**Extracted records:**
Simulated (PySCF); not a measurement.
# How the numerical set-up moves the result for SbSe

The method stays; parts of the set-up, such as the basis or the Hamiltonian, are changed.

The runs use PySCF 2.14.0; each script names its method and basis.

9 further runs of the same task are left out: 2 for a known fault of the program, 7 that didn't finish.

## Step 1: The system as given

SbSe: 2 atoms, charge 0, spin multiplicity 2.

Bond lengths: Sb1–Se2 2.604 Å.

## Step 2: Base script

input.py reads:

**Assigned task:** Return the records exactly, every line included.

**Expected answer:**
Simulated (PySCF); not a measurement.
# How the numerical set-up moves the result for SbSe

The method stays; parts of the set-up, such as the basis or the Hamiltonian, are changed.

The runs use PySCF 2.14.0; each script names its method and basis.

9 further runs of the same task are left out: 2 for a known fault of the program, 7 that didn't finish.

## Step 1: The system as given

SbSe: 2 atoms, charge 0, spin multiplicity 2.

Bond lengths: Sb1–Se2 2.604 Å.

## Step 2: Base script

input.py reads:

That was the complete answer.